> _WORK ORDER_: In the records that follow, find the line with "less VASP |"; from there, retype every line exactly through the line with "VASP's potentials were", which also belongs to the answer.

- - - - -

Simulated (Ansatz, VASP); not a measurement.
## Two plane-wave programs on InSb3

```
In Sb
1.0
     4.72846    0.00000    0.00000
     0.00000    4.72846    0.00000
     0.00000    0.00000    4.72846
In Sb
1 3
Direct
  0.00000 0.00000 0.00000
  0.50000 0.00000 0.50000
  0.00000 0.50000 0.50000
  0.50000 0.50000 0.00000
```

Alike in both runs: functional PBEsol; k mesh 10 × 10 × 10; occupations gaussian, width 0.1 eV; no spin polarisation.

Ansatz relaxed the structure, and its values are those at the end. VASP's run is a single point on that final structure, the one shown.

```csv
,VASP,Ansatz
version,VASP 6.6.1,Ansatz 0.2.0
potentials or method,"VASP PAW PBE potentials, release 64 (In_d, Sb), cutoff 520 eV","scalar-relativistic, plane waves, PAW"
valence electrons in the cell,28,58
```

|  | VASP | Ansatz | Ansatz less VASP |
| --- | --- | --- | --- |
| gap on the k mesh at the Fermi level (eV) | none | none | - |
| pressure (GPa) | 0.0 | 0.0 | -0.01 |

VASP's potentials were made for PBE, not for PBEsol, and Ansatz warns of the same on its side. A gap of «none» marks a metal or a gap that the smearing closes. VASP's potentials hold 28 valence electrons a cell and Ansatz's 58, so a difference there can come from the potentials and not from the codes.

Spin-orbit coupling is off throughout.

- - - - -

> _ANSWER AREA_:
|  | VASP | Ansatz | Ansatz less VASP |
| --- | --- | --- | --- |
| gap on the k mesh at the Fermi level (eV) | none | none | - |
| pressure (GPa) | 0.0 | 0.0 | -0.01 |

VASP's potentials were made for PBE, not for PBEsol, and Ansatz warns of the same on its side. A gap of «none» marks a metal or a gap that the smearing closes. VASP's potentials hold 28 valence electrons a cell and Ansatz's 58, so a difference there can come from the potentials and not from the codes.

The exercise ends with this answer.